DATASET
Start of Block

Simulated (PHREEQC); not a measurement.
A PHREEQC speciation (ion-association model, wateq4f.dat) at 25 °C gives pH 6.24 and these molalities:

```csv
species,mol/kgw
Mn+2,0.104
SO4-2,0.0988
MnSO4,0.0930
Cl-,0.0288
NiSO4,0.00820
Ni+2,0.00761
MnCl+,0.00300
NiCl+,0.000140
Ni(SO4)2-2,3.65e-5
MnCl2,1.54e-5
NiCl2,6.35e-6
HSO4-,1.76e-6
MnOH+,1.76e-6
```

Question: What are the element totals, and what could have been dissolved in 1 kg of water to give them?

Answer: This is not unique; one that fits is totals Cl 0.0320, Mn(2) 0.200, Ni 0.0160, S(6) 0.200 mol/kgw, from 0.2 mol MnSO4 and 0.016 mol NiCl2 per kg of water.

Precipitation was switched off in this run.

End of Block

WORK INSTRUCTION
Please, starting with the first line of the material above, write out each line exactly and finish on the line that includes "Answer: This is".

EXERCISE ANSWER
Simulated (PHREEQC); not a measurement.
A PHREEQC speciation (ion-association model, wateq4f.dat) at 25 °C gives pH 6.24 and these molalities:

```csv
species,mol/kgw
Mn+2,0.104
SO4-2,0.0988
MnSO4,0.0930
Cl-,0.0288
NiSO4,0.00820
Ni+2,0.00761
MnCl+,0.00300
NiCl+,0.000140
Ni(SO4)2-2,3.65e-5
MnCl2,1.54e-5
NiCl2,6.35e-6
HSO4-,1.76e-6
MnOH+,1.76e-6
```

Question: What are the element totals, and what could have been dissolved in 1 kg of water to give them?

Answer: This is not unique; one that fits is totals Cl 0.0320, Mn(2) 0.200, Ni 0.0160, S(6) 0.200 mol/kgw, from 0.2 mol MnSO4 and 0.016 mol NiCl2 per kg of water.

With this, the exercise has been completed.